WORK ITEM -
Return the records below exactly, leaving nothing out.

DATA FOR ANALYSIS -
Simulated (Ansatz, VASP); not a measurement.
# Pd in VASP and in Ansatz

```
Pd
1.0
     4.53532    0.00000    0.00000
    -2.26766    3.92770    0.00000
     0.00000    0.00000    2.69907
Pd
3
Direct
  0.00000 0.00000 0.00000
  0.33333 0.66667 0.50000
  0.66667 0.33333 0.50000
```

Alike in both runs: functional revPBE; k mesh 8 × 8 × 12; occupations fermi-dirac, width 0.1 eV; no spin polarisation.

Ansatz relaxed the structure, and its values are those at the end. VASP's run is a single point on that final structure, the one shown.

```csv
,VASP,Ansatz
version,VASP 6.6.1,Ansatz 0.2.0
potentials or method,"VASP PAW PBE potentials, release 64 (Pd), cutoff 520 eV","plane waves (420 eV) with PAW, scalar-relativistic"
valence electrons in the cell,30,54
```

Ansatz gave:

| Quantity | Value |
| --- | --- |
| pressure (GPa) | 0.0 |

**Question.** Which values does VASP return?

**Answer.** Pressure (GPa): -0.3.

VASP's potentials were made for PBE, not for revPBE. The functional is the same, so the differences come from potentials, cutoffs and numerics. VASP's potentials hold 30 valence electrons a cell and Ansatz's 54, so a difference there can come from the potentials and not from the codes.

RESPONSE BOX -
Simulated (Ansatz, VASP); not a measurement.
# Pd in VASP and in Ansatz

```
Pd
1.0
     4.53532    0.00000    0.00000
    -2.26766    3.92770    0.00000
     0.00000    0.00000    2.69907
Pd
3
Direct
  0.00000 0.00000 0.00000
  0.33333 0.66667 0.50000
  0.66667 0.33333 0.50000
```

Alike in both runs: functional revPBE; k mesh 8 × 8 × 12; occupations fermi-dirac, width 0.1 eV; no spin polarisation.

Ansatz relaxed the structure, and its values are those at the end. VASP's run is a single point on that final structure, the one shown.

```csv
,VASP,Ansatz
version,VASP 6.6.1,Ansatz 0.2.0
potentials or method,"VASP PAW PBE potentials, release 64 (Pd), cutoff 520 eV","plane waves (420 eV) with PAW, scalar-relativistic"
valence electrons in the cell,30,54
```

Ansatz gave:

| Quantity | Value |
| --- | --- |
| pressure (GPa) | 0.0 |

**Question.** Which values does VASP return?

**Answer.** Pressure (GPa): -0.3.

VASP's potentials were made for PBE, not for revPBE. The functional is the same, so the differences come from potentials, cutoffs and numerics. VASP's potentials hold 30 valence electrons a cell and Ansatz's 54, so a difference there can come from the potentials and not from the codes.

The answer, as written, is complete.